ACTIVITY ▸ Only one stretch of the listing below is wanted: every line from the first to the line containing "1. 234 nm (f", set down exactly.

SUPPLIED INFORMATION ▸
Content starts
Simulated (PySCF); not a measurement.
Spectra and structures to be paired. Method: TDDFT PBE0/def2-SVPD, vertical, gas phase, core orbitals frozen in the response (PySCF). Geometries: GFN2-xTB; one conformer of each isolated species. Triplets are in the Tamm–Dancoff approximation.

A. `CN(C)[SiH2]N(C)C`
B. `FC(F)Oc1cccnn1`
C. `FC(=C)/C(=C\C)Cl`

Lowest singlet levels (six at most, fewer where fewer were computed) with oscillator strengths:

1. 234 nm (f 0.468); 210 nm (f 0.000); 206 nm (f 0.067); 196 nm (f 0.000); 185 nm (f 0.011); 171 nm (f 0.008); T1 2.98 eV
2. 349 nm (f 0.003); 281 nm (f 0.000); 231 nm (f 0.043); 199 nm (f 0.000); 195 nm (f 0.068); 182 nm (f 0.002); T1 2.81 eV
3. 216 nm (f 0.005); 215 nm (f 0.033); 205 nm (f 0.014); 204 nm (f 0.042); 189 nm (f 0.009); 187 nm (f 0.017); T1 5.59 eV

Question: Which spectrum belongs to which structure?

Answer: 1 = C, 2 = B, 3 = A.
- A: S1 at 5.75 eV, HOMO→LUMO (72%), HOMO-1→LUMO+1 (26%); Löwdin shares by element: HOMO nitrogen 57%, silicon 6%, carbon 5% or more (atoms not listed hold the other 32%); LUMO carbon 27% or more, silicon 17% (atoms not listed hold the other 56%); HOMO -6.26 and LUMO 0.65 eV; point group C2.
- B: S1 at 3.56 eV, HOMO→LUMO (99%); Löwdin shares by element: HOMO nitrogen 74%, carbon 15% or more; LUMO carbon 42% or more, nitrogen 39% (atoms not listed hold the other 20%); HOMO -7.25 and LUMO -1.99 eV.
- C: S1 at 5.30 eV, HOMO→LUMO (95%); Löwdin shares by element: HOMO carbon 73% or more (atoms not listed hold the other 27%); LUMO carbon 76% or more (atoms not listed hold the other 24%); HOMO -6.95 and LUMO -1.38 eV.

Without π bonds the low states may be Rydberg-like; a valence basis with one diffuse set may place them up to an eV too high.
Content ends

EXPECTED ANSWER ▸
Simulated (PySCF); not a measurement.
Spectra and structures to be paired. Method: TDDFT PBE0/def2-SVPD, vertical, gas phase, core orbitals frozen in the response (PySCF). Geometries: GFN2-xTB; one conformer of each isolated species. Triplets are in the Tamm–Dancoff approximation.

A. `CN(C)[SiH2]N(C)C`
B. `FC(F)Oc1cccnn1`
C. `FC(=C)/C(=C\C)Cl`

Lowest singlet levels (six at most, fewer where fewer were computed) with oscillator strengths:

1. 234 nm (f 0.468); 210 nm (f 0.000); 206 nm (f 0.067); 196 nm (f 0.000); 185 nm (f 0.011); 171 nm (f 0.008); T1 2.98 eV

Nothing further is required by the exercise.